* Task item
Please reproduce the entries that follow, keeping each word intact.

-- -- --

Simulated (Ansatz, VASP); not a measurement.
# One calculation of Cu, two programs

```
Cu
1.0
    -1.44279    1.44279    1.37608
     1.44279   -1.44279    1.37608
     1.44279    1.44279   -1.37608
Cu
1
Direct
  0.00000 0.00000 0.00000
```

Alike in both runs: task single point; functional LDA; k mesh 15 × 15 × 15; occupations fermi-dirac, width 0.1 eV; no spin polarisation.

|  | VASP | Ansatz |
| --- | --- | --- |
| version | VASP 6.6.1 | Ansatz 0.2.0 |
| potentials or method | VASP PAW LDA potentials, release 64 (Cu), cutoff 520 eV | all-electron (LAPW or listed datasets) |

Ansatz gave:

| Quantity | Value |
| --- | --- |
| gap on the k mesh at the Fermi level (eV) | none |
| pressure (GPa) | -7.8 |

-- -- --

* Reply
Simulated (Ansatz, VASP); not a measurement.
# One calculation of Cu, two programs

```
Cu
1.0
    -1.44279    1.44279    1.37608
     1.44279   -1.44279    1.37608
     1.44279    1.44279   -1.37608
Cu
1
Direct
  0.00000 0.00000 0.00000
```

Alike in both runs: task single point; functional LDA; k mesh 15 × 15 × 15; occupations fermi-dirac, width 0.1 eV; no spin polarisation.

|  | VASP | Ansatz |
| --- | --- | --- |
| version | VASP 6.6.1 | Ansatz 0.2.0 |
| potentials or method | VASP PAW LDA potentials, release 64 (Cu), cutoff 520 eV | all-electron (LAPW or listed datasets) |

Ansatz gave:

| Quantity | Value |
| --- | --- |
| gap on the k mesh at the Fermi level (eV) | none |
| pressure (GPa) | -7.8 |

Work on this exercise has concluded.